**ASSIGNMENT:**
Write out the data exactly from its first line onward, ending with the line in which "The cell comes" appears.

━━ DATASET ENTRIES
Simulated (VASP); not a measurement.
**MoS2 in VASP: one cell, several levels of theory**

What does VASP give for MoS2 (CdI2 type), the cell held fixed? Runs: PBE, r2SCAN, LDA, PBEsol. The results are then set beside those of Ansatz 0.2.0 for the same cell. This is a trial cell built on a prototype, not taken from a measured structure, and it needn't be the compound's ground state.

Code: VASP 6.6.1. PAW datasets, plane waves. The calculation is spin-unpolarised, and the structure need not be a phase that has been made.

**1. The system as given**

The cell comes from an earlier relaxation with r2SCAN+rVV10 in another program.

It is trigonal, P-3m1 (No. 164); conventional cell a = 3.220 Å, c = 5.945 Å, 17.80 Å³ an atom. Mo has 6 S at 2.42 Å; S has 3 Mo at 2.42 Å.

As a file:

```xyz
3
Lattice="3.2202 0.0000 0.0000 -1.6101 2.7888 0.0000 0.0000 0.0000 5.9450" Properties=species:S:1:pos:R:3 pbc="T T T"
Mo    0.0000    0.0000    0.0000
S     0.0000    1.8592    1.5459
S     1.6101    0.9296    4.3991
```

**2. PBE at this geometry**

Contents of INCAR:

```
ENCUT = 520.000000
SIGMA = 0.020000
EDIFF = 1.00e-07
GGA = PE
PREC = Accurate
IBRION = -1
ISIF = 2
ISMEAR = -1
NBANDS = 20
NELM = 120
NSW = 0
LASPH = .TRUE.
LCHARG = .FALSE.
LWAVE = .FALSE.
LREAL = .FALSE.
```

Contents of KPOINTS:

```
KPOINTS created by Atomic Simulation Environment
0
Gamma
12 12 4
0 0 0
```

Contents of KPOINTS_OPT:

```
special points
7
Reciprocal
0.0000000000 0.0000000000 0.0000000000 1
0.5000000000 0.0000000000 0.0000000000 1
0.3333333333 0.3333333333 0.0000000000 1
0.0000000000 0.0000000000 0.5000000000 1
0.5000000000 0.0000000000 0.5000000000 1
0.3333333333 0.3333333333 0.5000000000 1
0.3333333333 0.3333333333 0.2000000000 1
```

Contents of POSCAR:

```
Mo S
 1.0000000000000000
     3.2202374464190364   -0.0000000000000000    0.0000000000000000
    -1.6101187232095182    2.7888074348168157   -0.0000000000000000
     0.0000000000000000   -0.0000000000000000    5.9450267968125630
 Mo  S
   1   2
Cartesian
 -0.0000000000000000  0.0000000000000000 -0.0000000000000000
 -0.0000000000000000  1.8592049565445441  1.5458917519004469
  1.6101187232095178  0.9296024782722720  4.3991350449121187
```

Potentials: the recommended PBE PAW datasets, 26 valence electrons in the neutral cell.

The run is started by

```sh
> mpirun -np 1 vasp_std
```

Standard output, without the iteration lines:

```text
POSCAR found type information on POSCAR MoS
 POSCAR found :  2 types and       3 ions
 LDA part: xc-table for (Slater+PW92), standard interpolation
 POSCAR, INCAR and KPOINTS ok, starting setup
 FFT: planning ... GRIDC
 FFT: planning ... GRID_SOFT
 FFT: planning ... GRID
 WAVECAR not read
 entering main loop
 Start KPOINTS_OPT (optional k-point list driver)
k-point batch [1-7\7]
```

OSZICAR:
━━━━

**WRITTEN REPLY:**
Simulated (VASP); not a measurement.
**MoS2 in VASP: one cell, several levels of theory**

What does VASP give for MoS2 (CdI2 type), the cell held fixed? Runs: PBE, r2SCAN, LDA, PBEsol. The results are then set beside those of Ansatz 0.2.0 for the same cell. This is a trial cell built on a prototype, not taken from a measured structure, and it needn't be the compound's ground state.

Code: VASP 6.6.1. PAW datasets, plane waves. The calculation is spin-unpolarised, and the structure need not be a phase that has been made.

**1. The system as given**

The cell comes from an earlier relaxation with r2SCAN+rVV10 in another program.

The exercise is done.